◆ **WORK REQUEST**: Every line below should be repeated exactly.

◆ **RECORDED INFORMATION**:
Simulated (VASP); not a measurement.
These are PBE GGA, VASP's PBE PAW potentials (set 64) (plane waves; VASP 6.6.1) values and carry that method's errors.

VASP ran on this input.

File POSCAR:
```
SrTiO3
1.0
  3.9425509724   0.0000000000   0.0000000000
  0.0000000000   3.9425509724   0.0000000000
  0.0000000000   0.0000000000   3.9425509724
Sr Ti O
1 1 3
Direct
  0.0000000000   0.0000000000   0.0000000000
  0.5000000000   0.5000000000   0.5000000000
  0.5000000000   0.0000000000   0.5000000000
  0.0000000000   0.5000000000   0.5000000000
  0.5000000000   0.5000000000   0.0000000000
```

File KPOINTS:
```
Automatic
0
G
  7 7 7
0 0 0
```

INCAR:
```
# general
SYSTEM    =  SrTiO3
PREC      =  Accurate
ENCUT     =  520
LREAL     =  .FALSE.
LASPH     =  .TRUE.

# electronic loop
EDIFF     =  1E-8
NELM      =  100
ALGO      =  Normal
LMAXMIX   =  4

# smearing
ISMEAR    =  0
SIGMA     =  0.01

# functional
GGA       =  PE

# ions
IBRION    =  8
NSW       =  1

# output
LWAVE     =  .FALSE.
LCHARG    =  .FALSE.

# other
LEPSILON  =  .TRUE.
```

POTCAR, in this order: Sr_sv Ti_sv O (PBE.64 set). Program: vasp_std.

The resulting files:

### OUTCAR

◆ **TASK RESPONSE**:
Simulated (VASP); not a measurement.
These are PBE GGA, VASP's PBE PAW potentials (set 64) (plane waves; VASP 6.6.1) values and carry that method's errors.

VASP ran on this input.

File POSCAR:
```
SrTiO3
1.0
  3.9425509724   0.0000000000   0.0000000000
  0.0000000000   3.9425509724   0.0000000000
  0.0000000000   0.0000000000   3.9425509724
Sr Ti O
1 1 3
Direct
  0.0000000000   0.0000000000   0.0000000000
  0.5000000000   0.5000000000   0.5000000000
  0.5000000000   0.0000000000   0.5000000000
  0.0000000000   0.5000000000   0.5000000000
  0.5000000000   0.5000000000   0.0000000000
```

File KPOINTS:
```
Automatic
0
G
  7 7 7
0 0 0
```

INCAR:
```
# general
SYSTEM    =  SrTiO3
PREC      =  Accurate
ENCUT     =  520
LREAL     =  .FALSE.
LASPH     =  .TRUE.

# electronic loop
EDIFF     =  1E-8
NELM      =  100
ALGO      =  Normal
LMAXMIX   =  4

# smearing
ISMEAR    =  0
SIGMA     =  0.01

# functional
GGA       =  PE

# ions
IBRION    =  8
NSW       =  1

# output
LWAVE     =  .FALSE.
LCHARG    =  .FALSE.

# other
LEPSILON  =  .TRUE.
```

POTCAR, in this order: Sr_sv Ti_sv O (PBE.64 set). Program: vasp_std.

The resulting files:

### OUTCAR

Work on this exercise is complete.